--- REQUIRED ACTION ---
All of the data below is to be copied exactly.

[[ PROVIDED DATA open ]]

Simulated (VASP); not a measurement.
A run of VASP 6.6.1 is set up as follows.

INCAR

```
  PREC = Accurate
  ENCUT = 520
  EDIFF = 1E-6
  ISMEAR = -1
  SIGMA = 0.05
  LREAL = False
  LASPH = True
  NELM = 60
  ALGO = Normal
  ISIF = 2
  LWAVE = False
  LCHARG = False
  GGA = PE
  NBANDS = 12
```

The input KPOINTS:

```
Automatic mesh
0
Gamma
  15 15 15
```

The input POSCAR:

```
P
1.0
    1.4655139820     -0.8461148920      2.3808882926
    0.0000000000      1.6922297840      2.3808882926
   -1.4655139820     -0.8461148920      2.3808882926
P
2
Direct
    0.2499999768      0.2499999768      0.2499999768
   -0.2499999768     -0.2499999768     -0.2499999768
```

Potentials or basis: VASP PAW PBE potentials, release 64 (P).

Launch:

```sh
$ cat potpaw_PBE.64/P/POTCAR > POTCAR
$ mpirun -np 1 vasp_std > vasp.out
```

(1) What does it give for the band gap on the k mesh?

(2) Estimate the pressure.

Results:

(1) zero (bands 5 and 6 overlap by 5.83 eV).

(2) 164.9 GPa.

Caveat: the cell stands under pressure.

[[ PROVIDED DATA closed ]]

--- RESPONSE AREA ---
Simulated (VASP); not a measurement.
A run of VASP 6.6.1 is set up as follows.

INCAR

```
  PREC = Accurate
  ENCUT = 520
  EDIFF = 1E-6
  ISMEAR = -1
  SIGMA = 0.05
  LREAL = False
  LASPH = True
  NELM = 60
  ALGO = Normal
  ISIF = 2
  LWAVE = False
  LCHARG = False
  GGA = PE
  NBANDS = 12
```

The input KPOINTS:

```
Automatic mesh
0
Gamma
  15 15 15
```

The input POSCAR:

```
P
1.0
    1.4655139820     -0.8461148920      2.3808882926
    0.0000000000      1.6922297840      2.3808882926
   -1.4655139820     -0.8461148920      2.3808882926
P
2
Direct
    0.2499999768      0.2499999768      0.2499999768
   -0.2499999768     -0.2499999768     -0.2499999768
```

Potentials or basis: VASP PAW PBE potentials, release 64 (P).

Launch:

```sh
$ cat potpaw_PBE.64/P/POTCAR > POTCAR
$ mpirun -np 1 vasp_std > vasp.out
```

(1) What does it give for the band gap on the k mesh?

(2) Estimate the pressure.

Results:

(1) zero (bands 5 and 6 overlap by 5.83 eV).

(2) 164.9 GPa.

Caveat: the cell stands under pressure.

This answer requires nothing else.